Assignment: In this exercise, restate the listing word for word.

Supplied records:
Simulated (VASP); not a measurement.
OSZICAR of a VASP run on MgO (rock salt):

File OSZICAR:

Worked solution:
Simulated (VASP); not a measurement.
OSZICAR of a VASP run on MgO (rock salt):

File OSZICAR:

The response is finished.